..........

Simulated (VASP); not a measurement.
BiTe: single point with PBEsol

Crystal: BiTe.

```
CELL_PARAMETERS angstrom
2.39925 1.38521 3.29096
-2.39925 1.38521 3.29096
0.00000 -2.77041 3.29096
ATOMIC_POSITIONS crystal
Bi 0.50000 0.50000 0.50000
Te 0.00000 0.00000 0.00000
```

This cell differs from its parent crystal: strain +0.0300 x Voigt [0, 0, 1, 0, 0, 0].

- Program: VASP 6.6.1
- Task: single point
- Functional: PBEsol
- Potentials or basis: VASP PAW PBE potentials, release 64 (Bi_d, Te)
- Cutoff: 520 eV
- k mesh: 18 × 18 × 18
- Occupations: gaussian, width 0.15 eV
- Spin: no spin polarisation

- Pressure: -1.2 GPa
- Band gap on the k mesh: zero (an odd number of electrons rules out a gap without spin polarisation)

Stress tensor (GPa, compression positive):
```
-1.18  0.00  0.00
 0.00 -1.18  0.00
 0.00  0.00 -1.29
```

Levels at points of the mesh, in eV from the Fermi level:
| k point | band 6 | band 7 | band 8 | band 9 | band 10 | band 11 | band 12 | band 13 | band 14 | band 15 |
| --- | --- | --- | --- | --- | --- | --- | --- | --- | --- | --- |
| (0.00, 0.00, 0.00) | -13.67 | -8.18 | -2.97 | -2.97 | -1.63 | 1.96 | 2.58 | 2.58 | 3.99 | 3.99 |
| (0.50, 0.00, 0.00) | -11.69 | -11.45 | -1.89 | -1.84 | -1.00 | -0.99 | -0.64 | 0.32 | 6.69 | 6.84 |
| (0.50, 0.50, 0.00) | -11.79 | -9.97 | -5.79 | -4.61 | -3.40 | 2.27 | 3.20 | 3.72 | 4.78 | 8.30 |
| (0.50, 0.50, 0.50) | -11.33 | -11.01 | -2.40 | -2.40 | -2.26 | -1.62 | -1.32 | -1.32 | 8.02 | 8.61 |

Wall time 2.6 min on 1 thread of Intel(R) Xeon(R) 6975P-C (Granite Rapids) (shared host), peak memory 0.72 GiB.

..........

### Work item:
Transcribe the entries above word for word, from the first line through the line containing "- Cutoff: 520 eV", and nothing else.

### Problem solution:
Simulated (VASP); not a measurement.
BiTe: single point with PBEsol

Crystal: BiTe.

```
CELL_PARAMETERS angstrom
2.39925 1.38521 3.29096
-2.39925 1.38521 3.29096
0.00000 -2.77041 3.29096
ATOMIC_POSITIONS crystal
Bi 0.50000 0.50000 0.50000
Te 0.00000 0.00000 0.00000
```

This cell differs from its parent crystal: strain +0.0300 x Voigt [0, 0, 1, 0, 0, 0].

- Program: VASP 6.6.1
- Task: single point
- Functional: PBEsol
- Potentials or basis: VASP PAW PBE potentials, release 64 (Bi_d, Te)
- Cutoff: 520 eV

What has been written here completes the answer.